> [TASK ITEM]: Given the material below, output exactly the lines from the line with "C) Si-12.98Al (at.%)" to the line with "Answer: B, Si-51.9Al", both ends included, and no other lines.

- Opening Delimiter -

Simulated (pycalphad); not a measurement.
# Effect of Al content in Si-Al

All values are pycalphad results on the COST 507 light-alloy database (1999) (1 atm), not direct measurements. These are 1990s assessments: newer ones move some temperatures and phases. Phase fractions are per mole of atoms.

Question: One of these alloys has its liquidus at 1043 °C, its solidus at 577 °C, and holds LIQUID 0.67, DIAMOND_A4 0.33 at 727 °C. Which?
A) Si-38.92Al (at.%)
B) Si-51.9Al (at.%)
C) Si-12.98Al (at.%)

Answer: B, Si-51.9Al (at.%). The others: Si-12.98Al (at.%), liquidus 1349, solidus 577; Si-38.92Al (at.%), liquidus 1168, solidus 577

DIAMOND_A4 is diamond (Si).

- Closing Delimiter -

> [WRITTEN ANSWER]:
C) Si-12.98Al (at.%)

Answer: B, Si-51.9Al (at.%). The others: Si-12.98Al (at.%), liquidus 1349, solidus 577; Si-38.92Al (at.%), liquidus 1168, solidus 577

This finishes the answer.